From the line with "-0.17 | 0.307 |" through the line with "- Wavenumber by", repeat the entries verbatim, both end lines included, and add nothing.

STORED DATA:
───
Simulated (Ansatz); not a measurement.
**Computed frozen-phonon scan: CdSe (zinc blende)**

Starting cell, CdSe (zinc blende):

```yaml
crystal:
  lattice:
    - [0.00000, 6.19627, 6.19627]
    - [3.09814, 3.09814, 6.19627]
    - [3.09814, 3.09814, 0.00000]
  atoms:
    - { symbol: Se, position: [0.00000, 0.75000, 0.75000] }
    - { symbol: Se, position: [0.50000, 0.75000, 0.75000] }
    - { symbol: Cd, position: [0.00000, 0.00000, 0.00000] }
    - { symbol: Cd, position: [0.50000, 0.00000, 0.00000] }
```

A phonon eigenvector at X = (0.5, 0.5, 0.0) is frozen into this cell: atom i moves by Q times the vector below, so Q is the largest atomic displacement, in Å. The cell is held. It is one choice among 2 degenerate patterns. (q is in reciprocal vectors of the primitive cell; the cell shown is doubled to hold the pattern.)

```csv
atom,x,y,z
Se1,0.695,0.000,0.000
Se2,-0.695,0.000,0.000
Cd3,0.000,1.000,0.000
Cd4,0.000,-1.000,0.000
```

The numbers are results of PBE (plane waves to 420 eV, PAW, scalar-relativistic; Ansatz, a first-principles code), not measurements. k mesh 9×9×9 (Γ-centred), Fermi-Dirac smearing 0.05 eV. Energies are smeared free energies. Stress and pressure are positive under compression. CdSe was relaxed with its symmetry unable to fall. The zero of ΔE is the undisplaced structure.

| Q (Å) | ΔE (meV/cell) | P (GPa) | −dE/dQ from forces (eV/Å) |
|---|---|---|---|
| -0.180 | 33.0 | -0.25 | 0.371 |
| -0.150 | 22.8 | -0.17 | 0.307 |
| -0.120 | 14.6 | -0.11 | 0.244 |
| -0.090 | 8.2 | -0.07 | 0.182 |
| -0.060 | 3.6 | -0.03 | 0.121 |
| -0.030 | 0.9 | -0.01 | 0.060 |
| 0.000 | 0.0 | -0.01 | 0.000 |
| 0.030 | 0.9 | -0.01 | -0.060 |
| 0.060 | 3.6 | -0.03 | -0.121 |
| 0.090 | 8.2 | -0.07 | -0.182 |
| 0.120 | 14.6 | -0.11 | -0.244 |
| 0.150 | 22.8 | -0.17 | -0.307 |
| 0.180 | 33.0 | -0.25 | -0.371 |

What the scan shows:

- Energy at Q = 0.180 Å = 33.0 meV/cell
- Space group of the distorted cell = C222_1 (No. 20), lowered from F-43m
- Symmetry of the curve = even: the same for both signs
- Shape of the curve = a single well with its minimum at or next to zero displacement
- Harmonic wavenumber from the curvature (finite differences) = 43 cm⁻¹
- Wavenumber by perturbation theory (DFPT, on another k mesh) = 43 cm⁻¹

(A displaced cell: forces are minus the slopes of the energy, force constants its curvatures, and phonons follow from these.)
───

SOLUTION:
| -0.150 | 22.8 | -0.17 | 0.307 |
| -0.120 | 14.6 | -0.11 | 0.244 |
| -0.090 | 8.2 | -0.07 | 0.182 |
| -0.060 | 3.6 | -0.03 | 0.121 |
| -0.030 | 0.9 | -0.01 | 0.060 |
| 0.000 | 0.0 | -0.01 | 0.000 |
| 0.030 | 0.9 | -0.01 | -0.060 |
| 0.060 | 3.6 | -0.03 | -0.121 |
| 0.090 | 8.2 | -0.07 | -0.182 |
| 0.120 | 14.6 | -0.11 | -0.244 |
| 0.150 | 22.8 | -0.17 | -0.307 |
| 0.180 | 33.0 | -0.25 | -0.371 |

What the scan shows:

- Energy at Q = 0.180 Å = 33.0 meV/cell
- Space group of the distorted cell = C222_1 (No. 20), lowered from F-43m
- Symmetry of the curve = even: the same for both signs
- Shape of the curve = a single well with its minimum at or next to zero displacement
- Harmonic wavenumber from the curvature (finite differences) = 43 cm⁻¹
- Wavenumber by perturbation theory (DFPT, on another k mesh) = 43 cm⁻¹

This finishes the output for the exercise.